Exercise. Every line below between the line holding "Task: a relaxed" and the line holding "1.2444 | -0.7894 |", inclusive, should be repeated exactly, and all other lines omitted.

╭─ Extracted entries

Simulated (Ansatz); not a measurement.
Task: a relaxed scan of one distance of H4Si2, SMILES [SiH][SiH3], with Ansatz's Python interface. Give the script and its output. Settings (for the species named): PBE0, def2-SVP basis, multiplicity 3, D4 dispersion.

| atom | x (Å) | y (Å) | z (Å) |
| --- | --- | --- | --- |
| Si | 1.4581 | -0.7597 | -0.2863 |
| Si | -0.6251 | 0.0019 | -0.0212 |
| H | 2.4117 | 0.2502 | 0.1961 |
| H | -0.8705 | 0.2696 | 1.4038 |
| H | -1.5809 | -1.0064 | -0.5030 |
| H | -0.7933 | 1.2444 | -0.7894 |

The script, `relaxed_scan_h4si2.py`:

╰─

Response.
Task: a relaxed scan of one distance of H4Si2, SMILES [SiH][SiH3], with Ansatz's Python interface. Give the script and its output. Settings (for the species named): PBE0, def2-SVP basis, multiplicity 3, D4 dispersion.

| atom | x (Å) | y (Å) | z (Å) |
| --- | --- | --- | --- |
| Si | 1.4581 | -0.7597 | -0.2863 |
| Si | -0.6251 | 0.0019 | -0.0212 |
| H | 2.4117 | 0.2502 | 0.1961 |
| H | -0.8705 | 0.2696 | 1.4038 |
| H | -1.5809 | -1.0064 | -0.5030 |
| H | -0.7933 | 1.2444 | -0.7894 |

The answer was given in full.